[ACTION ITEM]:
Return, in their exact form, the lines that lie between the start of the data below and the line containing "Alike in all", with both ends included.

==== GIVEN DATA ====
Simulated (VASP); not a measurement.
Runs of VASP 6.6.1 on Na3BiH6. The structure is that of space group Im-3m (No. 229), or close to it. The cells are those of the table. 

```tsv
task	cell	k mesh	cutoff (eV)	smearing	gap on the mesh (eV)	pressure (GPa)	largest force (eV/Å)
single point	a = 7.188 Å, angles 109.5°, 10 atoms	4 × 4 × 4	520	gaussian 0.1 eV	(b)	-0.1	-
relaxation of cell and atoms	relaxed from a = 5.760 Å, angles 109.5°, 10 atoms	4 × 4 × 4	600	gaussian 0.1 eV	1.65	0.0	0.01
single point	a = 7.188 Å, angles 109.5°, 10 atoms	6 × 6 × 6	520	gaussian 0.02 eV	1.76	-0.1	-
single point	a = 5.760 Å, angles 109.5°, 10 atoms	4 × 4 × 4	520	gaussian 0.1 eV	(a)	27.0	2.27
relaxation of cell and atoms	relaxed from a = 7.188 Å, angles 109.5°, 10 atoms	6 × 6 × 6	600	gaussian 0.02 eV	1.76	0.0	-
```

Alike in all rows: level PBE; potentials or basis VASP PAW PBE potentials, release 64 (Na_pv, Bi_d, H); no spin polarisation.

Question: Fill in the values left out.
====

[WRITTEN REPLY]:
Simulated (VASP); not a measurement.
Runs of VASP 6.6.1 on Na3BiH6. The structure is that of space group Im-3m (No. 229), or close to it. The cells are those of the table. 

```tsv
task	cell	k mesh	cutoff (eV)	smearing	gap on the mesh (eV)	pressure (GPa)	largest force (eV/Å)
single point	a = 7.188 Å, angles 109.5°, 10 atoms	4 × 4 × 4	520	gaussian 0.1 eV	(b)	-0.1	-
relaxation of cell and atoms	relaxed from a = 5.760 Å, angles 109.5°, 10 atoms	4 × 4 × 4	600	gaussian 0.1 eV	1.65	0.0	0.01
single point	a = 7.188 Å, angles 109.5°, 10 atoms	6 × 6 × 6	520	gaussian 0.02 eV	1.76	-0.1	-
single point	a = 5.760 Å, angles 109.5°, 10 atoms	4 × 4 × 4	520	gaussian 0.1 eV	(a)	27.0	2.27
relaxation of cell and atoms	relaxed from a = 7.188 Å, angles 109.5°, 10 atoms	6 × 6 × 6	600	gaussian 0.02 eV	1.76	0.0	-
```

Alike in all rows: level PBE; potentials or basis VASP PAW PBE potentials, release 64 (Na_pv, Bi_d, H); no spin polarisation.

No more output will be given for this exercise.